From the line with "C. BP, F-43m (No. 216)" through the line with "C, BP: energy", repeat the entries verbatim, both end lines included, and add nothing.

○ ○ ○

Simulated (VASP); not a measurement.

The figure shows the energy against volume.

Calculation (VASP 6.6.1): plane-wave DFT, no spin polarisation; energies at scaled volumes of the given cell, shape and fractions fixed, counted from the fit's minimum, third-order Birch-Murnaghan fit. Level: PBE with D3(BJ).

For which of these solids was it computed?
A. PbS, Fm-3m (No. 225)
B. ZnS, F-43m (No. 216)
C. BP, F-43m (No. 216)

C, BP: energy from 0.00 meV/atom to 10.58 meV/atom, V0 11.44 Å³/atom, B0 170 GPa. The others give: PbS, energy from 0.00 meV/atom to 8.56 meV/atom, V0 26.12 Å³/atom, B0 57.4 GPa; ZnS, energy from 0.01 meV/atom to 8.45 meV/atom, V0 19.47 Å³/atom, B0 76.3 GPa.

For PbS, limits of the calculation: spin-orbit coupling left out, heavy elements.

○ ○ ○

### Exercise result
C. BP, F-43m (No. 216)

C, BP: energy from 0.00 meV/atom to 10.58 meV/atom, V0 11.44 Å³/atom, B0 170 GPa. The others give: PbS, energy from 0.00 meV/atom to 8.56 meV/atom, V0 26.12 Å³/atom, B0 57.4 GPa; ZnS, energy from 0.01 meV/atom to 8.45 meV/atom, V0 19.47 Å³/atom, B0 76.3 GPa.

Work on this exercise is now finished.